Provided data -
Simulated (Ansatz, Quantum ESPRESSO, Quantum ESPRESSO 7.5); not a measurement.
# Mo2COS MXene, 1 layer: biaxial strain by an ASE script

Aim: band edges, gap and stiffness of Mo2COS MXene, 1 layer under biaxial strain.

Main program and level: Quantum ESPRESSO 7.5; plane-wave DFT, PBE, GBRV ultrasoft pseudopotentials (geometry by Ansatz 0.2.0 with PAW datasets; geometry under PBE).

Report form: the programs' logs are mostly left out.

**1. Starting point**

Assignment - Retype the records above without changing a single word.

Task answer -
Simulated (Ansatz, Quantum ESPRESSO, Quantum ESPRESSO 7.5); not a measurement.
# Mo2COS MXene, 1 layer: biaxial strain by an ASE script

Aim: band edges, gap and stiffness of Mo2COS MXene, 1 layer under biaxial strain.

Main program and level: Quantum ESPRESSO 7.5; plane-wave DFT, PBE, GBRV ultrasoft pseudopotentials (geometry by Ansatz 0.2.0 with PAW datasets; geometry under PBE).

Report form: the programs' logs are mostly left out.

**1. Starting point**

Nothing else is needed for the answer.